Work item =>
Can you restate the lines of the entries below, word for word, from the first one through the line that includes "- Spin: no spin polarisation"?

Listed entries =>
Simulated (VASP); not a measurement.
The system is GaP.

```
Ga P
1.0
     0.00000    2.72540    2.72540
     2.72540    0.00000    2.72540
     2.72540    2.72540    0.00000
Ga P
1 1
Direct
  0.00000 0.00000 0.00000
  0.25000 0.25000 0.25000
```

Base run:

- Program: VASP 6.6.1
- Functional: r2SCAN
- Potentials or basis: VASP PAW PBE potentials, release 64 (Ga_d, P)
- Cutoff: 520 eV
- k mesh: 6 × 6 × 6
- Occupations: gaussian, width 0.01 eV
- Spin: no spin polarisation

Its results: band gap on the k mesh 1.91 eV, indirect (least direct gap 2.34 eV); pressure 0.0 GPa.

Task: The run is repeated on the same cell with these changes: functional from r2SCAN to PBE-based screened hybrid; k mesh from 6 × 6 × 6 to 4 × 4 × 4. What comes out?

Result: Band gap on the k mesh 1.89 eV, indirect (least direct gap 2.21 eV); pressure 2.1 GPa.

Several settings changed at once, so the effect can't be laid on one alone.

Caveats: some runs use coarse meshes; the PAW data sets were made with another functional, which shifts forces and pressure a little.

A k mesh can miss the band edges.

Task response =>
Simulated (VASP); not a measurement.
The system is GaP.

```
Ga P
1.0
     0.00000    2.72540    2.72540
     2.72540    0.00000    2.72540
     2.72540    2.72540    0.00000
Ga P
1 1
Direct
  0.00000 0.00000 0.00000
  0.25000 0.25000 0.25000
```

Base run:

- Program: VASP 6.6.1
- Functional: r2SCAN
- Potentials or basis: VASP PAW PBE potentials, release 64 (Ga_d, P)
- Cutoff: 520 eV
- k mesh: 6 × 6 × 6
- Occupations: gaussian, width 0.01 eV
- Spin: no spin polarisation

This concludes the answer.